Start of Data extract
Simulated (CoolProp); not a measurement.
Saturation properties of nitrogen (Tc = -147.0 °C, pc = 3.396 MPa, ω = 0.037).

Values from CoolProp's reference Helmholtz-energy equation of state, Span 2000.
End of Data extract

Lines from the start of the material above through the line containing "Saturation properties of" are to be duplicated exactly, and only those.

# Response
Simulated (CoolProp); not a measurement.
Saturation properties of nitrogen (Tc = -147.0 °C, pc = 3.396 MPa, ω = 0.037).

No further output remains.